TASK ITEM: Start with the first line of the data and end with the line that holds "Total energies compare"; write out each one exactly.

GIVEN DATA:
§ §

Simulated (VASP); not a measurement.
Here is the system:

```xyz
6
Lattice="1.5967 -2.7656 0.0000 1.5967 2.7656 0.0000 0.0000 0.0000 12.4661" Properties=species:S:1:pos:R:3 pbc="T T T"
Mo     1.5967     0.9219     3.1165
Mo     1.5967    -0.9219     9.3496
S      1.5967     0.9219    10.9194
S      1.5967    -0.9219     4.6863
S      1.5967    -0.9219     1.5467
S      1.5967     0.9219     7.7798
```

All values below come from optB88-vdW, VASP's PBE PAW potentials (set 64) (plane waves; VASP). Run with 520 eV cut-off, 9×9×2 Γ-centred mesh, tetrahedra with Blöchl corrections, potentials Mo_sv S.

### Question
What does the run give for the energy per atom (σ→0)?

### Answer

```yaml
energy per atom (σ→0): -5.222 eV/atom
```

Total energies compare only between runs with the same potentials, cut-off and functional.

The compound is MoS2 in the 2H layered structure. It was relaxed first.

§ §

EXERCISE ANSWER:
Simulated (VASP); not a measurement.
Here is the system:

```xyz
6
Lattice="1.5967 -2.7656 0.0000 1.5967 2.7656 0.0000 0.0000 0.0000 12.4661" Properties=species:S:1:pos:R:3 pbc="T T T"
Mo     1.5967     0.9219     3.1165
Mo     1.5967    -0.9219     9.3496
S      1.5967     0.9219    10.9194
S      1.5967    -0.9219     4.6863
S      1.5967    -0.9219     1.5467
S      1.5967     0.9219     7.7798
```

All values below come from optB88-vdW, VASP's PBE PAW potentials (set 64) (plane waves; VASP). Run with 520 eV cut-off, 9×9×2 Γ-centred mesh, tetrahedra with Blöchl corrections, potentials Mo_sv S.

### Question
What does the run give for the energy per atom (σ→0)?

### Answer

```yaml
energy per atom (σ→0): -5.222 eV/atom
```

Total energies compare only between runs with the same potentials, cut-off and functional.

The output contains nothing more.